#### Work item:
Give every line of the material again, exactly as written.

(Data provided Opens)

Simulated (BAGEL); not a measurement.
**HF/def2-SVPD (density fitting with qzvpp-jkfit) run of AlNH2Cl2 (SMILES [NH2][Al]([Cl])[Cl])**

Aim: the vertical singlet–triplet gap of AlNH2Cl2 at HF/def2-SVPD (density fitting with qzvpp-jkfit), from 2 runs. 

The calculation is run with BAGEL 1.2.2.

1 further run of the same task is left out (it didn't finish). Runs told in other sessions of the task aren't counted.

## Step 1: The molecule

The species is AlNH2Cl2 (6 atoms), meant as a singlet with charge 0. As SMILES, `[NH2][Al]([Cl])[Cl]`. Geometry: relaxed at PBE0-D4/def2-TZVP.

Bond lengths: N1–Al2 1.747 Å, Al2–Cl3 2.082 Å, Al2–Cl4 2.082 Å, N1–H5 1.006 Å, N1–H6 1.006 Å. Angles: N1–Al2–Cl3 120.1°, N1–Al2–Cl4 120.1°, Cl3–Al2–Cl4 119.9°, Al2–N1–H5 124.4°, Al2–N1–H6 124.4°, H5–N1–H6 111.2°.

(Data provided Closes)

#### Answer area:
Simulated (BAGEL); not a measurement.
**HF/def2-SVPD (density fitting with qzvpp-jkfit) run of AlNH2Cl2 (SMILES [NH2][Al]([Cl])[Cl])**

Aim: the vertical singlet–triplet gap of AlNH2Cl2 at HF/def2-SVPD (density fitting with qzvpp-jkfit), from 2 runs. 

The calculation is run with BAGEL 1.2.2.

1 further run of the same task is left out (it didn't finish). Runs told in other sessions of the task aren't counted.

## Step 1: The molecule

The species is AlNH2Cl2 (6 atoms), meant as a singlet with charge 0. As SMILES, `[NH2][Al]([Cl])[Cl]`. Geometry: relaxed at PBE0-D4/def2-TZVP.

Bond lengths: N1–Al2 1.747 Å, Al2–Cl3 2.082 Å, Al2–Cl4 2.082 Å, N1–H5 1.006 Å, N1–H6 1.006 Å. Angles: N1–Al2–Cl3 120.1°, N1–Al2–Cl4 120.1°, Cl3–Al2–Cl4 119.9°, Al2–N1–H5 124.4°, Al2–N1–H6 124.4°, H5–N1–H6 111.2°.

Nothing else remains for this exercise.